·····

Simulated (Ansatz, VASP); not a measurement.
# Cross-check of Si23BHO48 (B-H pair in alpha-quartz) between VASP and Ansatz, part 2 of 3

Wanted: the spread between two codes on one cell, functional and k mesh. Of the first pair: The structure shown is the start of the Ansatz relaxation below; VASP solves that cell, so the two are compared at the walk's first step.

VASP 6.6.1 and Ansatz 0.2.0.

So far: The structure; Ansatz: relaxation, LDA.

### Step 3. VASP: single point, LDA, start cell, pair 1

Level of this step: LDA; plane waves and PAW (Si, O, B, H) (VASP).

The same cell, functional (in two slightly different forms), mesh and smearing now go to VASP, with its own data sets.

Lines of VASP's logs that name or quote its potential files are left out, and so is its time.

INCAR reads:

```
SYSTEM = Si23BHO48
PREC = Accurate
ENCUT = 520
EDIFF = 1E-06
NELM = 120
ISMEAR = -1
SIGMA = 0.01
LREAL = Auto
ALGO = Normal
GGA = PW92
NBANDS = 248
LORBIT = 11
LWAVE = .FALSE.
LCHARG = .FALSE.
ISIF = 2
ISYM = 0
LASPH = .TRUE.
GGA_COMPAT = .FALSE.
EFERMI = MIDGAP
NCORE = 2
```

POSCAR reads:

·····

Required action: Starting at the first line of the listing, retype every line up to and including the one with "The same cell, functional".

Answer space:
Simulated (Ansatz, VASP); not a measurement.
# Cross-check of Si23BHO48 (B-H pair in alpha-quartz) between VASP and Ansatz, part 2 of 3

Wanted: the spread between two codes on one cell, functional and k mesh. Of the first pair: The structure shown is the start of the Ansatz relaxation below; VASP solves that cell, so the two are compared at the walk's first step.

VASP 6.6.1 and Ansatz 0.2.0.

So far: The structure; Ansatz: relaxation, LDA.

### Step 3. VASP: single point, LDA, start cell, pair 1

Level of this step: LDA; plane waves and PAW (Si, O, B, H) (VASP).

The same cell, functional (in two slightly different forms), mesh and smearing now go to VASP, with its own data sets.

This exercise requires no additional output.